▶ Work item:
Copy exactly the lines from the start of the data below through the one that carries "Alike in both", and only those.

▶ Listed records:
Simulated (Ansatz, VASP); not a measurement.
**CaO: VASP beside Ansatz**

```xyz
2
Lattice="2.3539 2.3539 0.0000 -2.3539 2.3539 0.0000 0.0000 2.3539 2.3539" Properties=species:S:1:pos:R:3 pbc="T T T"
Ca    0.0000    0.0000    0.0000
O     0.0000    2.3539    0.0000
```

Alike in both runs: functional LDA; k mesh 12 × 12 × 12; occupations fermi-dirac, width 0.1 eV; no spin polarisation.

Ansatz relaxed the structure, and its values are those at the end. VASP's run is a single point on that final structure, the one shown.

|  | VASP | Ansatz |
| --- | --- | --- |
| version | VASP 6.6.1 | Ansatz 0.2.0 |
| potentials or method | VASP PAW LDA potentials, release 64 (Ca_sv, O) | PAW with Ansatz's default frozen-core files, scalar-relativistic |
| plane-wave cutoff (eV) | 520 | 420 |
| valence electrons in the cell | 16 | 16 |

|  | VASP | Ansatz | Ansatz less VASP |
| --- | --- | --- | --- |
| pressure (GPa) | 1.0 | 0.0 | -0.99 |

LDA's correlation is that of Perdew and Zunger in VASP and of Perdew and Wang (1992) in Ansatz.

▶ Answer section:
Simulated (Ansatz, VASP); not a measurement.
**CaO: VASP beside Ansatz**

```xyz
2
Lattice="2.3539 2.3539 0.0000 -2.3539 2.3539 0.0000 0.0000 2.3539 2.3539" Properties=species:S:1:pos:R:3 pbc="T T T"
Ca    0.0000    0.0000    0.0000
O     0.0000    2.3539    0.0000
```

Alike in both runs: functional LDA; k mesh 12 × 12 × 12; occupations fermi-dirac, width 0.1 eV; no spin polarisation.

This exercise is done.